Assigned task — The records below must be copied in full, exactly as they read.

********************

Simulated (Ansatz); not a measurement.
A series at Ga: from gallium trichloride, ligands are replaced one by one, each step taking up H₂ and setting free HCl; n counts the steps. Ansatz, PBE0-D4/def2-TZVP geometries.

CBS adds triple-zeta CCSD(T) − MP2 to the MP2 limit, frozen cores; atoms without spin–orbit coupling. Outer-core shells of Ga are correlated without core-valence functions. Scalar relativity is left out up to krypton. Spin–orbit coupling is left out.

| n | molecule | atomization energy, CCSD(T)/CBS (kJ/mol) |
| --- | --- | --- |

********************

Task solution —
Simulated (Ansatz); not a measurement.
A series at Ga: from gallium trichloride, ligands are replaced one by one, each step taking up H₂ and setting free HCl; n counts the steps. Ansatz, PBE0-D4/def2-TZVP geometries.

CBS adds triple-zeta CCSD(T) − MP2 to the MP2 limit, frozen cores; atoms without spin–orbit coupling. Outer-core shells of Ga are correlated without core-valence functions. Scalar relativity is left out up to krypton. Spin–orbit coupling is left out.

| n | molecule | atomization energy, CCSD(T)/CBS (kJ/mol) |
| --- | --- | --- |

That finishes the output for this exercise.